Available data —
Content starts

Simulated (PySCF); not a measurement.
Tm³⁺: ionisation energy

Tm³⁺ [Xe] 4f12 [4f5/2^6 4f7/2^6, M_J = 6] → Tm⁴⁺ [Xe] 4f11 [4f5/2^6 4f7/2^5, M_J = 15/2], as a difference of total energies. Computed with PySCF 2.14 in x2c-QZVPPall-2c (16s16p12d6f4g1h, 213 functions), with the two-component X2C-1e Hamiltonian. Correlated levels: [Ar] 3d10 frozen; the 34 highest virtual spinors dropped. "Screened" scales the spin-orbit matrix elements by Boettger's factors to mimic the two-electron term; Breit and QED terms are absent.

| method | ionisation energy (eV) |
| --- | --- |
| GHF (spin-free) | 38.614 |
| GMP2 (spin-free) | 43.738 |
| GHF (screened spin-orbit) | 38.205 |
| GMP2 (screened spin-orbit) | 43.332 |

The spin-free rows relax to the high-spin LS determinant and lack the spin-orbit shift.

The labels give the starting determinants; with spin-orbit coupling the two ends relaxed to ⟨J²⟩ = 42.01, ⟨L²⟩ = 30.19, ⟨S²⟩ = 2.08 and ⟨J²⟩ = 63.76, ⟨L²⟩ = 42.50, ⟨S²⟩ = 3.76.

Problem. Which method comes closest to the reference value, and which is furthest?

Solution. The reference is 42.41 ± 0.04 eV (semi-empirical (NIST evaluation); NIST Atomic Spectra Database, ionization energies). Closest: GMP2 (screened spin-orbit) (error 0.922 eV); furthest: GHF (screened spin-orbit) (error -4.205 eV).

Content ends

Assignment — Out of the data above, transcribe exactly and only the lines starting with the line that has "spin-orbit) | 43.332 |" and going on through the line that has "The labels give", both included.

Task output —
| GMP2 (screened spin-orbit) | 43.332 |

The spin-free rows relax to the high-spin LS determinant and lack the spin-orbit shift.

The labels give the starting determinants; with spin-orbit coupling the two ends relaxed to ⟨J²⟩ = 42.01, ⟨L²⟩ = 30.19, ⟨S²⟩ = 2.08 and ⟨J²⟩ = 63.76, ⟨L²⟩ = 42.50, ⟨S²⟩ = 3.76.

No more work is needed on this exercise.